(SUPPLIED RECORDS)
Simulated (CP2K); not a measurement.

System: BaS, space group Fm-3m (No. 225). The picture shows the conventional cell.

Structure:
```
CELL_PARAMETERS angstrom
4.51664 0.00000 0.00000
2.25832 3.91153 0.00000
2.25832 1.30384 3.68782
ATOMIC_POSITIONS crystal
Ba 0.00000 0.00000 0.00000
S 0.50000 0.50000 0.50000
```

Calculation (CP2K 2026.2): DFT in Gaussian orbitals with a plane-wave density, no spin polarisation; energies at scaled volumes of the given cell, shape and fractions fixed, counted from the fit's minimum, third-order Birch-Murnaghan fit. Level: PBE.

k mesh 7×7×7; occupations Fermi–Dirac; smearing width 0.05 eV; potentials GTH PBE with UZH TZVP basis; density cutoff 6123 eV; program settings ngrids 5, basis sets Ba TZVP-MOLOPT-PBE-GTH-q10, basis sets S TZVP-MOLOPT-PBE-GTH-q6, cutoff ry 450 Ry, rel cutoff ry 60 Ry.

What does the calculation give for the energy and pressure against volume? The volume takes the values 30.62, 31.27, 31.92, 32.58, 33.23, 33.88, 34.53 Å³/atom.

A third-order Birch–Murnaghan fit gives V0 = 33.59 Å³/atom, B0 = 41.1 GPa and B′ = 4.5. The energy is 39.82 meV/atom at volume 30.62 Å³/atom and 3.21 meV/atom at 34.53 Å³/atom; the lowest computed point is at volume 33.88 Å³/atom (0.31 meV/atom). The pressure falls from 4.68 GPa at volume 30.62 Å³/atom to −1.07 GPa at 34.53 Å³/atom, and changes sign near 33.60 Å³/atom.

(REQUIREMENT)
Could you retype all of the entries, leaving every character unchanged?

(EXERCISE RESPONSE)
Simulated (CP2K); not a measurement.

System: BaS, space group Fm-3m (No. 225). The picture shows the conventional cell.

Structure:
```
CELL_PARAMETERS angstrom
4.51664 0.00000 0.00000
2.25832 3.91153 0.00000
2.25832 1.30384 3.68782
ATOMIC_POSITIONS crystal
Ba 0.00000 0.00000 0.00000
S 0.50000 0.50000 0.50000
```

Calculation (CP2K 2026.2): DFT in Gaussian orbitals with a plane-wave density, no spin polarisation; energies at scaled volumes of the given cell, shape and fractions fixed, counted from the fit's minimum, third-order Birch-Murnaghan fit. Level: PBE.

k mesh 7×7×7; occupations Fermi–Dirac; smearing width 0.05 eV; potentials GTH PBE with UZH TZVP basis; density cutoff 6123 eV; program settings ngrids 5, basis sets Ba TZVP-MOLOPT-PBE-GTH-q10, basis sets S TZVP-MOLOPT-PBE-GTH-q6, cutoff ry 450 Ry, rel cutoff ry 60 Ry.

What does the calculation give for the energy and pressure against volume? The volume takes the values 30.62, 31.27, 31.92, 32.58, 33.23, 33.88, 34.53 Å³/atom.

A third-order Birch–Murnaghan fit gives V0 = 33.59 Å³/atom, B0 = 41.1 GPa and B′ = 4.5. The energy is 39.82 meV/atom at volume 30.62 Å³/atom and 3.21 meV/atom at 34.53 Å³/atom; the lowest computed point is at volume 33.88 Å³/atom (0.31 meV/atom). The pressure falls from 4.68 GPa at volume 30.62 Å³/atom to −1.07 GPa at 34.53 Å³/atom, and changes sign near 33.60 Å³/atom.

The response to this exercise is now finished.